> **ASSIGNED TASK**
Please copy the lines below exactly, from the first one through the line showing "# Computed records: SiC".

▬▬▬

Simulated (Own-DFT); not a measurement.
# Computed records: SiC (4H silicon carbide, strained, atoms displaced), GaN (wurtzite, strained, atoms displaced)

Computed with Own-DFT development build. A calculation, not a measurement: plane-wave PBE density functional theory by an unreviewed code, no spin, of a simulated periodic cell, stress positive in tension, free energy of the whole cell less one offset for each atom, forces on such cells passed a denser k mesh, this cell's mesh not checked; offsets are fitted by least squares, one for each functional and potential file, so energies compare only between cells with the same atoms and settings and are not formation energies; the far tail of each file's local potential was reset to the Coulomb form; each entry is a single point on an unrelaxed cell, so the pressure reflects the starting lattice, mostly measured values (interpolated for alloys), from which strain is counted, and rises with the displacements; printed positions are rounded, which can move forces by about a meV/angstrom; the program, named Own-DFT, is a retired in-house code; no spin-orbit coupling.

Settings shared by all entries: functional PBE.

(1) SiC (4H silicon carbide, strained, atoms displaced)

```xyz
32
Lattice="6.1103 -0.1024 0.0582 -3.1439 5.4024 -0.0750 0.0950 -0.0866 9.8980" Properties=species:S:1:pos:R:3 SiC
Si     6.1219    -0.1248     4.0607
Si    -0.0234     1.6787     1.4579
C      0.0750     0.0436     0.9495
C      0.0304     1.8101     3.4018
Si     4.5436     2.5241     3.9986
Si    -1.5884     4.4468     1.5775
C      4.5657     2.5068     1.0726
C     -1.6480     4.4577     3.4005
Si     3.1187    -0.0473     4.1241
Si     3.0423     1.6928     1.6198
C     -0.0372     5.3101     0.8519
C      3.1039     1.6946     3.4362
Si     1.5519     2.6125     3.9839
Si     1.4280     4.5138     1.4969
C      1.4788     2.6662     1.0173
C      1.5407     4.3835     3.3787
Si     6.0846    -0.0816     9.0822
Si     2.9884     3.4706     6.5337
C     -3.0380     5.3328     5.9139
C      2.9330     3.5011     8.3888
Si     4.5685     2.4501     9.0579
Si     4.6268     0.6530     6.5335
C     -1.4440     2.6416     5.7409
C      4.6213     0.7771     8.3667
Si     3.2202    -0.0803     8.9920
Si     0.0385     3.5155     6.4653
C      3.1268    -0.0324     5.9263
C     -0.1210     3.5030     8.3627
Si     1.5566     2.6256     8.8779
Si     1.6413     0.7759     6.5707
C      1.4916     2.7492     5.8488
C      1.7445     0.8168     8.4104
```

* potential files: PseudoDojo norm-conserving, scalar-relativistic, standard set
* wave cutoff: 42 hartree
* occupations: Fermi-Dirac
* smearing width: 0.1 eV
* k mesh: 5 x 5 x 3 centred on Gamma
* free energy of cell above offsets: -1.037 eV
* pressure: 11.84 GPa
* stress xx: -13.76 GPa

▬▬▬

> **PROBLEM SOLUTION**
Simulated (Own-DFT); not a measurement.
# Computed records: SiC (4H silicon carbide, strained, atoms displaced), GaN (wurtzite, strained, atoms displaced)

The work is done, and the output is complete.